Exercise = Everything from the top of the data below through the line with "Species: trimethylsilane, C3H10Si." should be duplicated exactly, and nothing past it.

------------
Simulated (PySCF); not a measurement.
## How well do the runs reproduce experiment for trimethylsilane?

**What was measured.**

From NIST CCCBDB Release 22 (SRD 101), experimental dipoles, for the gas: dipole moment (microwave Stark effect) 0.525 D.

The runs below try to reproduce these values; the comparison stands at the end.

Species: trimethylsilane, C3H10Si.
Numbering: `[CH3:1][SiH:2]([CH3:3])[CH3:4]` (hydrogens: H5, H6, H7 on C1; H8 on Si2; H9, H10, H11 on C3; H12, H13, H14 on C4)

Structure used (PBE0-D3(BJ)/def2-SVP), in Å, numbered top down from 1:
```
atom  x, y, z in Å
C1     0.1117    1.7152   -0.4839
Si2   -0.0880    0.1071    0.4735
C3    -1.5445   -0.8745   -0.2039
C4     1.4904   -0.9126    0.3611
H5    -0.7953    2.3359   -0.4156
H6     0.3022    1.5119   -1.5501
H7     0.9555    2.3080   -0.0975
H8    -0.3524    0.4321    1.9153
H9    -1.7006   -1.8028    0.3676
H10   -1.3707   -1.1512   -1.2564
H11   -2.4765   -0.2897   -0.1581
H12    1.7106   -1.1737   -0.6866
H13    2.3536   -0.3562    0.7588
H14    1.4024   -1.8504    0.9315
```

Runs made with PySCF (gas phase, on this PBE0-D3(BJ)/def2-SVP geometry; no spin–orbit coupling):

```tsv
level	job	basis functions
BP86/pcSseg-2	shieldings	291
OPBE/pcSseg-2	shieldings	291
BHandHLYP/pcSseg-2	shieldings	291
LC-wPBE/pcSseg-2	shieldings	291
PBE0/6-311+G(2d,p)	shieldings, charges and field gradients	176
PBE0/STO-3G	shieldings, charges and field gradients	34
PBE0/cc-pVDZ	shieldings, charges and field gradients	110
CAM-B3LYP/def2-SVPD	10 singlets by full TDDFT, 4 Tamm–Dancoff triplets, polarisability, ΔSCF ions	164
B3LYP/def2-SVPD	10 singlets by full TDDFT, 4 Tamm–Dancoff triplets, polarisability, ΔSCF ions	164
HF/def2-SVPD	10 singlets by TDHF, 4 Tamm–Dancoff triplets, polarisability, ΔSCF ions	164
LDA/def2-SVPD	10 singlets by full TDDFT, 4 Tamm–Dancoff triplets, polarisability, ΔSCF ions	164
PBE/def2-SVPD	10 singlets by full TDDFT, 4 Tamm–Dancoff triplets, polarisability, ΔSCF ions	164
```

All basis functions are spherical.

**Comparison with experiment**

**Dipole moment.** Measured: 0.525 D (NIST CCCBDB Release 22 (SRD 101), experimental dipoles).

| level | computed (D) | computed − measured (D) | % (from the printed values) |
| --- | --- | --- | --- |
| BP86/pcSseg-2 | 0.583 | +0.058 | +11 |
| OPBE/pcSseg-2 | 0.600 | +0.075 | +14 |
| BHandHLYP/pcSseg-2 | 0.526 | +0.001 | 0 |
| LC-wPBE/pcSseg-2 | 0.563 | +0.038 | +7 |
------------

Your response =
Simulated (PySCF); not a measurement.
## How well do the runs reproduce experiment for trimethylsilane?

**What was measured.**

From NIST CCCBDB Release 22 (SRD 101), experimental dipoles, for the gas: dipole moment (microwave Stark effect) 0.525 D.

The runs below try to reproduce these values; the comparison stands at the end.

Species: trimethylsilane, C3H10Si.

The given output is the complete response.